▶ **Dataset excerpts**
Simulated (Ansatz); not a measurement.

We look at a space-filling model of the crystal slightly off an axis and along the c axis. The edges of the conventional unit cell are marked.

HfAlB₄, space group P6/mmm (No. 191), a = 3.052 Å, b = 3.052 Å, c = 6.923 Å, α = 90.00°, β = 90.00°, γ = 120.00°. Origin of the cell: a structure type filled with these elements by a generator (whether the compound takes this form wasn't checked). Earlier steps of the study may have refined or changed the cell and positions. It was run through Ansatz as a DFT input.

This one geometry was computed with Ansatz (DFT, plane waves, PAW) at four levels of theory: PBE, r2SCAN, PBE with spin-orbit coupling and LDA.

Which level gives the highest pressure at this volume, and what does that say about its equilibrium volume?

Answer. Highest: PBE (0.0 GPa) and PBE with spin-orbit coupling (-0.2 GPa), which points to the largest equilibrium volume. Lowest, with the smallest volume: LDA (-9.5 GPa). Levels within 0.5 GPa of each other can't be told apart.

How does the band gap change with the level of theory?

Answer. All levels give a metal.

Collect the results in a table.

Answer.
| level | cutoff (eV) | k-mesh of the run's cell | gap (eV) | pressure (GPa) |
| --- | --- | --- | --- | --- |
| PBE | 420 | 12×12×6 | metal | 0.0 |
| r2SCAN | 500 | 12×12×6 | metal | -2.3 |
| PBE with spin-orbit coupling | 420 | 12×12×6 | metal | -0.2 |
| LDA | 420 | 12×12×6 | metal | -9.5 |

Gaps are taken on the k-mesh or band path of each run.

▶ **Work order**
Among the lines above, repeat exactly those from the line with "Answer. Highest: PBE" to the line with "metal | -9.5 |", counting both ends.

▶ **Exercise output**
Answer. Highest: PBE (0.0 GPa) and PBE with spin-orbit coupling (-0.2 GPa), which points to the largest equilibrium volume. Lowest, with the smallest volume: LDA (-9.5 GPa). Levels within 0.5 GPa of each other can't be told apart.

How does the band gap change with the level of theory?

Answer. All levels give a metal.

Collect the results in a table.

Answer.
| level | cutoff (eV) | k-mesh of the run's cell | gap (eV) | pressure (GPa) |
| --- | --- | --- | --- | --- |
| PBE | 420 | 12×12×6 | metal | 0.0 |
| r2SCAN | 500 | 12×12×6 | metal | -2.3 |
| PBE with spin-orbit coupling | 420 | 12×12×6 | metal | -0.2 |
| LDA | 420 | 12×12×6 | metal | -9.5 |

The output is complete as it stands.